* **WORK ITEM**
Below are entries; print them exactly from the first line through the one containing "-4.38 | 39.58 |".

======

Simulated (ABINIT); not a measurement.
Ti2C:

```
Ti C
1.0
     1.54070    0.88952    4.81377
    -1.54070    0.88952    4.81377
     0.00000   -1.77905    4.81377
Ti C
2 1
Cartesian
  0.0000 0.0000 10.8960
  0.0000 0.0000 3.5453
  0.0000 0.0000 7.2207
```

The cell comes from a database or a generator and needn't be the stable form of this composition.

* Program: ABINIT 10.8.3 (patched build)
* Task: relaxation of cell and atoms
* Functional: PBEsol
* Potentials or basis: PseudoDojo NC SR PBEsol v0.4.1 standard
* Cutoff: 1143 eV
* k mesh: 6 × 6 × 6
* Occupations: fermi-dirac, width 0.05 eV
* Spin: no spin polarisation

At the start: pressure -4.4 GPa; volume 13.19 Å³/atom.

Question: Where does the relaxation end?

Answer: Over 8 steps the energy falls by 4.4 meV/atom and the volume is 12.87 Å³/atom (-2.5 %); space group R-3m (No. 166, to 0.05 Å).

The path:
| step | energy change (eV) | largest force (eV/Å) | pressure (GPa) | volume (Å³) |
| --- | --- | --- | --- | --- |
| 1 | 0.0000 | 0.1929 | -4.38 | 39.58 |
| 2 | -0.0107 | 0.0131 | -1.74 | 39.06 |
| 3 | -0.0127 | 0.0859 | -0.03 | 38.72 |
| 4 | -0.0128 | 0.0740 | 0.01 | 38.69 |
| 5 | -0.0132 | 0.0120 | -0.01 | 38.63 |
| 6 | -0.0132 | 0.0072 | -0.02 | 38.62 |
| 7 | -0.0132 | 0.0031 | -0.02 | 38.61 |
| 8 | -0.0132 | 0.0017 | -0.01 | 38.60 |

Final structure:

======

* **SOLUTION**
Simulated (ABINIT); not a measurement.
Ti2C:

```
Ti C
1.0
     1.54070    0.88952    4.81377
    -1.54070    0.88952    4.81377
     0.00000   -1.77905    4.81377
Ti C
2 1
Cartesian
  0.0000 0.0000 10.8960
  0.0000 0.0000 3.5453
  0.0000 0.0000 7.2207
```

The cell comes from a database or a generator and needn't be the stable form of this composition.

* Program: ABINIT 10.8.3 (patched build)
* Task: relaxation of cell and atoms
* Functional: PBEsol
* Potentials or basis: PseudoDojo NC SR PBEsol v0.4.1 standard
* Cutoff: 1143 eV
* k mesh: 6 × 6 × 6
* Occupations: fermi-dirac, width 0.05 eV
* Spin: no spin polarisation

At the start: pressure -4.4 GPa; volume 13.19 Å³/atom.

Question: Where does the relaxation end?

Answer: Over 8 steps the energy falls by 4.4 meV/atom and the volume is 12.87 Å³/atom (-2.5 %); space group R-3m (No. 166, to 0.05 Å).

The path:
| step | energy change (eV) | largest force (eV/Å) | pressure (GPa) | volume (Å³) |
| --- | --- | --- | --- | --- |
| 1 | 0.0000 | 0.1929 | -4.38 | 39.58 |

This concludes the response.